(WORK TASK): Below are the records; give again exactly the line with "K₂S: do energies", the line with "Relaxed cell: Fm-3m, a", and each line that lies between them, and nothing besides.

= Beginning of Section =
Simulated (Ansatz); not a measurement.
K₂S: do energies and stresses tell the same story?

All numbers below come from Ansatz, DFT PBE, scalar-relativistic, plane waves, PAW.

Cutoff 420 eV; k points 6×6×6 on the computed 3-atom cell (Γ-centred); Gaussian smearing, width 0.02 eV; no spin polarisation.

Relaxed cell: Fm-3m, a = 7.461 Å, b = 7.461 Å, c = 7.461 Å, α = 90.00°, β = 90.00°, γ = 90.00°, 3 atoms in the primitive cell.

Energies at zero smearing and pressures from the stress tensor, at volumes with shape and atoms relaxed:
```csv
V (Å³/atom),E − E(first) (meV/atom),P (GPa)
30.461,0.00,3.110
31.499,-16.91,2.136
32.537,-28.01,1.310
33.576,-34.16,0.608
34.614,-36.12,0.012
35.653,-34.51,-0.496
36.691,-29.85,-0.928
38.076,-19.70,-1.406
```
= End of Section =

(TASK OUTPUT):
K₂S: do energies and stresses tell the same story?

All numbers below come from Ansatz, DFT PBE, scalar-relativistic, plane waves, PAW.

Cutoff 420 eV; k points 6×6×6 on the computed 3-atom cell (Γ-centred); Gaussian smearing, width 0.02 eV; no spin polarisation.

Relaxed cell: Fm-3m, a = 7.461 Å, b = 7.461 Å, c = 7.461 Å, α = 90.00°, β = 90.00°, γ = 90.00°, 3 atoms in the primitive cell.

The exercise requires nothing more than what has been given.